WORK TASK → What you write should be an exact copy of the material, from its first line through the line containing "The first (Ansatz".

:::

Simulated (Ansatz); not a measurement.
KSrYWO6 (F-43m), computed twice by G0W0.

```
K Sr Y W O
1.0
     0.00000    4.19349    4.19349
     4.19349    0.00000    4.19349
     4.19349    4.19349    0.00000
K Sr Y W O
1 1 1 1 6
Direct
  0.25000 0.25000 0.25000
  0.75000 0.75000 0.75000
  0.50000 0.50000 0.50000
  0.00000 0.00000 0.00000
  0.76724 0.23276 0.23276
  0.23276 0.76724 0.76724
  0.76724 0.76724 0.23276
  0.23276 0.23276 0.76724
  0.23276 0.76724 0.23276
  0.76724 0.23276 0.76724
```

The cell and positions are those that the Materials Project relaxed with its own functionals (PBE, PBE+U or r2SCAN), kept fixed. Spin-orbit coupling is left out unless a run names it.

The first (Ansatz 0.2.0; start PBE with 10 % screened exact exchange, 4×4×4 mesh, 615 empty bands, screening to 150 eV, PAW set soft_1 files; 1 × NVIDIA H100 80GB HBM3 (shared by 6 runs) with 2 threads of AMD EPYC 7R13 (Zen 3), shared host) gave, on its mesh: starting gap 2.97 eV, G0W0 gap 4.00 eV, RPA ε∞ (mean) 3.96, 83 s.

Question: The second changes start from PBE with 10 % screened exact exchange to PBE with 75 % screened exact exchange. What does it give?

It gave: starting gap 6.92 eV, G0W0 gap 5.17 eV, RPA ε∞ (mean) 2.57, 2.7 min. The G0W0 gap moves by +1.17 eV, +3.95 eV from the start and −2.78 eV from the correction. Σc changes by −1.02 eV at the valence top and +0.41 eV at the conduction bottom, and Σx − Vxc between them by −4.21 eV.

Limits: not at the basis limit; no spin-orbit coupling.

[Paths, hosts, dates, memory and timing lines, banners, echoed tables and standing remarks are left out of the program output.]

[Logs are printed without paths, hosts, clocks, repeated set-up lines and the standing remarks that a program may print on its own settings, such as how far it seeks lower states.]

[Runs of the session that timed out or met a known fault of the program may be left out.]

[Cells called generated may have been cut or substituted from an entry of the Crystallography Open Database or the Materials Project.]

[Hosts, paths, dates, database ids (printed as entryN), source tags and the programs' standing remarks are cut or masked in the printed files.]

:::

WORKED SOLUTION →
Simulated (Ansatz); not a measurement.
KSrYWO6 (F-43m), computed twice by G0W0.

```
K Sr Y W O
1.0
     0.00000    4.19349    4.19349
     4.19349    0.00000    4.19349
     4.19349    4.19349    0.00000
K Sr Y W O
1 1 1 1 6
Direct
  0.25000 0.25000 0.25000
  0.75000 0.75000 0.75000
  0.50000 0.50000 0.50000
  0.00000 0.00000 0.00000
  0.76724 0.23276 0.23276
  0.23276 0.76724 0.76724
  0.76724 0.76724 0.23276
  0.23276 0.23276 0.76724
  0.23276 0.76724 0.23276
  0.76724 0.23276 0.76724
```

The cell and positions are those that the Materials Project relaxed with its own functionals (PBE, PBE+U or r2SCAN), kept fixed. Spin-orbit coupling is left out unless a run names it.

The first (Ansatz 0.2.0; start PBE with 10 % screened exact exchange, 4×4×4 mesh, 615 empty bands, screening to 150 eV, PAW set soft_1 files; 1 × NVIDIA H100 80GB HBM3 (shared by 6 runs) with 2 threads of AMD EPYC 7R13 (Zen 3), shared host) gave, on its mesh: starting gap 2.97 eV, G0W0 gap 4.00 eV, RPA ε∞ (mean) 3.96, 83 s.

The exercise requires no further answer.